INFORMATION SUPPLIED:
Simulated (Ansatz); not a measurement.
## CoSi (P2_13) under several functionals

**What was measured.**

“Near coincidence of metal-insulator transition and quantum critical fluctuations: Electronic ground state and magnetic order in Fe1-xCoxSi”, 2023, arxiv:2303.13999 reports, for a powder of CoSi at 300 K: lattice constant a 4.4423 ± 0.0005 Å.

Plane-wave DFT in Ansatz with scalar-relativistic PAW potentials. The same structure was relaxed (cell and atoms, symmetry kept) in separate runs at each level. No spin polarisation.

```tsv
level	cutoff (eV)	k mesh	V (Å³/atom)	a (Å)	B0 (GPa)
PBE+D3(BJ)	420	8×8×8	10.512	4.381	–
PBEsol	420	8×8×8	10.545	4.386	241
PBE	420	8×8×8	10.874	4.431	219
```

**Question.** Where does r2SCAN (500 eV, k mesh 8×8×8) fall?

ACTIVITY:
Please write out every line of the data exactly.

PROBLEM SOLUTION:
Simulated (Ansatz); not a measurement.
## CoSi (P2_13) under several functionals

**What was measured.**

“Near coincidence of metal-insulator transition and quantum critical fluctuations: Electronic ground state and magnetic order in Fe1-xCoxSi”, 2023, arxiv:2303.13999 reports, for a powder of CoSi at 300 K: lattice constant a 4.4423 ± 0.0005 Å.

Plane-wave DFT in Ansatz with scalar-relativistic PAW potentials. The same structure was relaxed (cell and atoms, symmetry kept) in separate runs at each level. No spin polarisation.

```tsv
level	cutoff (eV)	k mesh	V (Å³/atom)	a (Å)	B0 (GPa)
PBE+D3(BJ)	420	8×8×8	10.512	4.381	–
PBEsol	420	8×8×8	10.545	4.386	241
PBE	420	8×8×8	10.874	4.431	219
```

**Question.** Where does r2SCAN (500 eV, k mesh 8×8×8) fall?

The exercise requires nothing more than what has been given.